* **Raw data**:
***
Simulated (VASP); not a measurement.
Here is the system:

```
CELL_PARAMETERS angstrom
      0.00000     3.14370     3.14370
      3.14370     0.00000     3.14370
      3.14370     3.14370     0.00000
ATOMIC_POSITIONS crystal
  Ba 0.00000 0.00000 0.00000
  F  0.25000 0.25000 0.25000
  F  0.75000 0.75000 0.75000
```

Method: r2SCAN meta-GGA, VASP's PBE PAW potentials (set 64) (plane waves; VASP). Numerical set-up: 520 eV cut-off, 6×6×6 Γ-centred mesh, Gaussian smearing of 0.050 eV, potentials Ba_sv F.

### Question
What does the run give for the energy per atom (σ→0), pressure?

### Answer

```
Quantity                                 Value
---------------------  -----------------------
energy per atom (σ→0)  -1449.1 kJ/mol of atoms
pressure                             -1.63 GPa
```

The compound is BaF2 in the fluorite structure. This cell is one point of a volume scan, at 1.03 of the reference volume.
***

Print the entire listing above once more, with nothing changed.

* **Result**:
Simulated (VASP); not a measurement.
Here is the system:

```
CELL_PARAMETERS angstrom
      0.00000     3.14370     3.14370
      3.14370     0.00000     3.14370
      3.14370     3.14370     0.00000
ATOMIC_POSITIONS crystal
  Ba 0.00000 0.00000 0.00000
  F  0.25000 0.25000 0.25000
  F  0.75000 0.75000 0.75000
```

Method: r2SCAN meta-GGA, VASP's PBE PAW potentials (set 64) (plane waves; VASP). Numerical set-up: 520 eV cut-off, 6×6×6 Γ-centred mesh, Gaussian smearing of 0.050 eV, potentials Ba_sv F.

### Question
What does the run give for the energy per atom (σ→0), pressure?

### Answer

```
Quantity                                 Value
---------------------  -----------------------
energy per atom (σ→0)  -1449.1 kJ/mol of atoms
pressure                             -1.63 GPa
```

The compound is BaF2 in the fluorite structure. This cell is one point of a volume scan, at 1.03 of the reference volume.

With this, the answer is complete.